## ASSIGNED TASK
Return, unaltered, every line from the beginning of the material below up to and including the one with "Result: The calculation".

## DATA EXCERPTS
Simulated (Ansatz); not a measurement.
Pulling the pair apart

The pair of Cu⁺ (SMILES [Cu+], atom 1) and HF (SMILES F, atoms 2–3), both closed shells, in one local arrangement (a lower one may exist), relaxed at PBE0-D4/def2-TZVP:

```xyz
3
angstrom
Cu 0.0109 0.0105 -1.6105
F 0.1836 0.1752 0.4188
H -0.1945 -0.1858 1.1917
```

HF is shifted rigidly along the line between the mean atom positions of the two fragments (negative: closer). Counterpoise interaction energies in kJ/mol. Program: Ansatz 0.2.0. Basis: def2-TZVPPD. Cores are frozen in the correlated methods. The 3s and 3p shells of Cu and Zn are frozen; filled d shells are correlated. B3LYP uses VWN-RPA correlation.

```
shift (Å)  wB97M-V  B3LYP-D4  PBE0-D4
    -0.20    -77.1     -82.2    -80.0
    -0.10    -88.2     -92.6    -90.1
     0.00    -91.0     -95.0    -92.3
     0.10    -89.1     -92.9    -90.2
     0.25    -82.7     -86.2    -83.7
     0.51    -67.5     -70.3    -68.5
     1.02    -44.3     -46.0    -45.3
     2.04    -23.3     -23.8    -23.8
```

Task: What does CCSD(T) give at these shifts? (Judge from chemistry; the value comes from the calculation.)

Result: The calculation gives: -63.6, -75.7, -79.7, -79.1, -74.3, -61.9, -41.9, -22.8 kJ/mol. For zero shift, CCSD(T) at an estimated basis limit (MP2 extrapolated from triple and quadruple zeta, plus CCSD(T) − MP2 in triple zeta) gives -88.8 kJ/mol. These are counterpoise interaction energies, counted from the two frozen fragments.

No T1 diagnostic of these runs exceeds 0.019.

## EXERCISE RESULT
Simulated (Ansatz); not a measurement.
Pulling the pair apart

The pair of Cu⁺ (SMILES [Cu+], atom 1) and HF (SMILES F, atoms 2–3), both closed shells, in one local arrangement (a lower one may exist), relaxed at PBE0-D4/def2-TZVP:

```xyz
3
angstrom
Cu 0.0109 0.0105 -1.6105
F 0.1836 0.1752 0.4188
H -0.1945 -0.1858 1.1917
```

HF is shifted rigidly along the line between the mean atom positions of the two fragments (negative: closer). Counterpoise interaction energies in kJ/mol. Program: Ansatz 0.2.0. Basis: def2-TZVPPD. Cores are frozen in the correlated methods. The 3s and 3p shells of Cu and Zn are frozen; filled d shells are correlated. B3LYP uses VWN-RPA correlation.

```
shift (Å)  wB97M-V  B3LYP-D4  PBE0-D4
    -0.20    -77.1     -82.2    -80.0
    -0.10    -88.2     -92.6    -90.1
     0.00    -91.0     -95.0    -92.3
     0.10    -89.1     -92.9    -90.2
     0.25    -82.7     -86.2    -83.7
     0.51    -67.5     -70.3    -68.5
     1.02    -44.3     -46.0    -45.3
     2.04    -23.3     -23.8    -23.8
```

Task: What does CCSD(T) give at these shifts? (Judge from chemistry; the value comes from the calculation.)

Result: The calculation gives: -63.6, -75.7, -79.7, -79.1, -74.3, -61.9, -41.9, -22.8 kJ/mol. For zero shift, CCSD(T) at an estimated basis limit (MP2 extrapolated from triple and quadruple zeta, plus CCSD(T) − MP2 in triple zeta) gives -88.8 kJ/mol. These are counterpoise interaction energies, counted from the two frozen fragments.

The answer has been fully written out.